=== BRIEF ===
Up to and including the line with "(2) At 9.676", return every line from the start of the entries below exactly.

::: PROVIDED DATA

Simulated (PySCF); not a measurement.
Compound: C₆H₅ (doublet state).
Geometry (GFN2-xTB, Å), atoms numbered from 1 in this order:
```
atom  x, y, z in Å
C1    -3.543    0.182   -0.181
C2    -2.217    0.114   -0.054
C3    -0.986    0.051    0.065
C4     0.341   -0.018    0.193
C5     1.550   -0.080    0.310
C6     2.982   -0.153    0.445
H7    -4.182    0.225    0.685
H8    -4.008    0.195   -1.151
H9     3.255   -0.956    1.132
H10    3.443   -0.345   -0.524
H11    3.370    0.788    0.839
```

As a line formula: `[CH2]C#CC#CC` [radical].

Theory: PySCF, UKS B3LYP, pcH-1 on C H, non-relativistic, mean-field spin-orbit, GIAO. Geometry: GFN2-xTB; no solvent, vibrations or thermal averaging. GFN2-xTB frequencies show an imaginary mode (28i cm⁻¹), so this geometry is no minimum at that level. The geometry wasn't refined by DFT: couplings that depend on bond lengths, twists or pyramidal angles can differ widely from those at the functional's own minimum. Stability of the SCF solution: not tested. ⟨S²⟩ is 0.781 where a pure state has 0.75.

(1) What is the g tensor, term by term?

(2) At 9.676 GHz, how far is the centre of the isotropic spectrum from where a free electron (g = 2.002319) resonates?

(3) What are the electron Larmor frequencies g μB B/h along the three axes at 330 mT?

::::::

=== TASK RESULT ===
Simulated (PySCF); not a measurement.
Compound: C₆H₅ (doublet state).
Geometry (GFN2-xTB, Å), atoms numbered from 1 in this order:
```
atom  x, y, z in Å
C1    -3.543    0.182   -0.181
C2    -2.217    0.114   -0.054
C3    -0.986    0.051    0.065
C4     0.341   -0.018    0.193
C5     1.550   -0.080    0.310
C6     2.982   -0.153    0.445
H7    -4.182    0.225    0.685
H8    -4.008    0.195   -1.151
H9     3.255   -0.956    1.132
H10    3.443   -0.345   -0.524
H11    3.370    0.788    0.839
```

As a line formula: `[CH2]C#CC#CC` [radical].

Theory: PySCF, UKS B3LYP, pcH-1 on C H, non-relativistic, mean-field spin-orbit, GIAO. Geometry: GFN2-xTB; no solvent, vibrations or thermal averaging. GFN2-xTB frequencies show an imaginary mode (28i cm⁻¹), so this geometry is no minimum at that level. The geometry wasn't refined by DFT: couplings that depend on bond lengths, twists or pyramidal angles can differ widely from those at the functional's own minimum. Stability of the SCF solution: not tested. ⟨S²⟩ is 0.781 where a pure state has 0.75.

(1) What is the g tensor, term by term?

(2) At 9.676 GHz, how far is the centre of the isotropic spectrum from where a free electron (g = 2.002319) resonates?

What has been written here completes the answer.